**ACTIVITY**
Beginning with the first line of the data below, reproduce every line unchanged, ending with the line that holds "## (1) Starting point".

**SUPPLIED ENTRIES**
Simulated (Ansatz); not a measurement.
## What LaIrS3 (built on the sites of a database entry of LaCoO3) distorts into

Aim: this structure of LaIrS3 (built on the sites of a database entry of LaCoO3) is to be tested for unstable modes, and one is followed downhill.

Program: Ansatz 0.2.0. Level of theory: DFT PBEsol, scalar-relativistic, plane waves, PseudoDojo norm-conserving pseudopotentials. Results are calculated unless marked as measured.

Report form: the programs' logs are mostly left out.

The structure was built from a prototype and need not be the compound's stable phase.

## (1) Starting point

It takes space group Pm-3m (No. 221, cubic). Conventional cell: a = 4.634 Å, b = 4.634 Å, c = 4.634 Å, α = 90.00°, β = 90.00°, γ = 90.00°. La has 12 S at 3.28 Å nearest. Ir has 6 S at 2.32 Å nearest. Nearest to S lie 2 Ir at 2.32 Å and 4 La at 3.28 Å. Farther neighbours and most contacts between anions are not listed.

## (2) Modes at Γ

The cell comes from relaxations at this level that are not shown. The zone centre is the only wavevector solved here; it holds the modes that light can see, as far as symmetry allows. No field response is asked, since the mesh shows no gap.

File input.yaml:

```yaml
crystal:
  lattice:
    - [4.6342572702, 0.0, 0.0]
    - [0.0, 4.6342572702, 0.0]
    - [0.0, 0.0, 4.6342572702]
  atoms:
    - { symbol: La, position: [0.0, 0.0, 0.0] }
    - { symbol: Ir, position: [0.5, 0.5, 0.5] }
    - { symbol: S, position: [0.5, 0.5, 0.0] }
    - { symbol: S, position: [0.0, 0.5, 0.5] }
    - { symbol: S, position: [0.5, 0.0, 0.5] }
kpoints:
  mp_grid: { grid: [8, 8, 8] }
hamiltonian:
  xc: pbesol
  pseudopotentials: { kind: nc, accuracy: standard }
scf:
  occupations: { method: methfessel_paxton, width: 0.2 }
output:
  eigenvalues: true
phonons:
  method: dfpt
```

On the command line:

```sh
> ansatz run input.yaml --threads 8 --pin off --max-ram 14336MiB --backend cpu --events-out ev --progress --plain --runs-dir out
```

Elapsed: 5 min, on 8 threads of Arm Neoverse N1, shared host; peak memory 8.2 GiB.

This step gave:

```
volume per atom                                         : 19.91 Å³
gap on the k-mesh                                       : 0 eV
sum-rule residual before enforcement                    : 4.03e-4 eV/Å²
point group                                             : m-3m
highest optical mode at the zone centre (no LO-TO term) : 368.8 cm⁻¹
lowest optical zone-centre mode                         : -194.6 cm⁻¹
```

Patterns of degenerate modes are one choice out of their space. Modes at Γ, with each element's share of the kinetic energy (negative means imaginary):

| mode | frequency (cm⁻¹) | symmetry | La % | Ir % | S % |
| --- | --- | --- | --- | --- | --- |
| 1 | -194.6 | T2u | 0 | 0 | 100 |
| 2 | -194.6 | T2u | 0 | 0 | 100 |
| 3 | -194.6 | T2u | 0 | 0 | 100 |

**REPLY**
Simulated (Ansatz); not a measurement.
## What LaIrS3 (built on the sites of a database entry of LaCoO3) distorts into

Aim: this structure of LaIrS3 (built on the sites of a database entry of LaCoO3) is to be tested for unstable modes, and one is followed downhill.

Program: Ansatz 0.2.0. Level of theory: DFT PBEsol, scalar-relativistic, plane waves, PseudoDojo norm-conserving pseudopotentials. Results are calculated unless marked as measured.

Report form: the programs' logs are mostly left out.

The structure was built from a prototype and need not be the compound's stable phase.

## (1) Starting point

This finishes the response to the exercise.